======== Supplied records ========

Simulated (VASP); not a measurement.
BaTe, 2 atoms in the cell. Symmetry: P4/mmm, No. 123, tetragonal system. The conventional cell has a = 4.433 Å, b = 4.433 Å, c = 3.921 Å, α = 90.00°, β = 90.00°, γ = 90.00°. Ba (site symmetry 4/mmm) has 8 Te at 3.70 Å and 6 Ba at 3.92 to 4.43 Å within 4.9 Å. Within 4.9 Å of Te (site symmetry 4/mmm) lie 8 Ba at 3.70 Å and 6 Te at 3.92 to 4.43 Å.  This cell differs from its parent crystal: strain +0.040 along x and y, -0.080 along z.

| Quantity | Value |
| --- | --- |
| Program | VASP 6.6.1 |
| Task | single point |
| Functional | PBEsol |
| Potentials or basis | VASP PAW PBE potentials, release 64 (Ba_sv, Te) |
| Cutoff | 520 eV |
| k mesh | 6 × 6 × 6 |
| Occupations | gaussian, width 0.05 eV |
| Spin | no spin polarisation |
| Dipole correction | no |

========

### Work item
Beginning with the top line of the data above, output every line exactly until the one that contains "spin polarisation |", and include that one too.

### Solution
Simulated (VASP); not a measurement.
BaTe, 2 atoms in the cell. Symmetry: P4/mmm, No. 123, tetragonal system. The conventional cell has a = 4.433 Å, b = 4.433 Å, c = 3.921 Å, α = 90.00°, β = 90.00°, γ = 90.00°. Ba (site symmetry 4/mmm) has 8 Te at 3.70 Å and 6 Ba at 3.92 to 4.43 Å within 4.9 Å. Within 4.9 Å of Te (site symmetry 4/mmm) lie 8 Ba at 3.70 Å and 6 Te at 3.92 to 4.43 Å.  This cell differs from its parent crystal: strain +0.040 along x and y, -0.080 along z.

| Quantity | Value |
| --- | --- |
| Program | VASP 6.6.1 |
| Task | single point |
| Functional | PBEsol |
| Potentials or basis | VASP PAW PBE potentials, release 64 (Ba_sv, Te) |
| Cutoff | 520 eV |
| k mesh | 6 × 6 × 6 |
| Occupations | gaussian, width 0.05 eV |
| Spin | no spin polarisation |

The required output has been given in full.